##########

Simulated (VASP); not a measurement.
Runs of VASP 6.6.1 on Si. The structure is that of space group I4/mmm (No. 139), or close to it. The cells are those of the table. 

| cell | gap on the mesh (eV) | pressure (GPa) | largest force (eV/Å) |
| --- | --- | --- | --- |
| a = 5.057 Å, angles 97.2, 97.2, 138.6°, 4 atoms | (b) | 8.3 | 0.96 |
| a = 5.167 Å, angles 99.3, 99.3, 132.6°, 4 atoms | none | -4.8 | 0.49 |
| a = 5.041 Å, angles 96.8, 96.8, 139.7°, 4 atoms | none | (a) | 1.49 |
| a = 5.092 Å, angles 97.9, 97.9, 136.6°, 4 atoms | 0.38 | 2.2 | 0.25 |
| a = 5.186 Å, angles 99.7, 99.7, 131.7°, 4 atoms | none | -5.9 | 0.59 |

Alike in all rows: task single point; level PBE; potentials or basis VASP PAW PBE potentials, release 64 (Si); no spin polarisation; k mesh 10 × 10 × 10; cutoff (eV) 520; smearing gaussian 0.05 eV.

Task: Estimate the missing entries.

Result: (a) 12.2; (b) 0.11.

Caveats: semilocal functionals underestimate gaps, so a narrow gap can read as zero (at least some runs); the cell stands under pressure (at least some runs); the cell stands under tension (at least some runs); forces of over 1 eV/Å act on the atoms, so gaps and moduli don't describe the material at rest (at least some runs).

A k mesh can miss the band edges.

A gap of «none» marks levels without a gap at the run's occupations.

##########

■ **WORK REQUEST**: Restate exactly the records above from their first line through the line that holds "2.2 | 0.25 |", please, including both and leaving out all others.

■ **RESPONSE AREA**:
Simulated (VASP); not a measurement.
Runs of VASP 6.6.1 on Si. The structure is that of space group I4/mmm (No. 139), or close to it. The cells are those of the table. 

| cell | gap on the mesh (eV) | pressure (GPa) | largest force (eV/Å) |
| --- | --- | --- | --- |
| a = 5.057 Å, angles 97.2, 97.2, 138.6°, 4 atoms | (b) | 8.3 | 0.96 |
| a = 5.167 Å, angles 99.3, 99.3, 132.6°, 4 atoms | none | -4.8 | 0.49 |
| a = 5.041 Å, angles 96.8, 96.8, 139.7°, 4 atoms | none | (a) | 1.49 |
| a = 5.092 Å, angles 97.9, 97.9, 136.6°, 4 atoms | 0.38 | 2.2 | 0.25 |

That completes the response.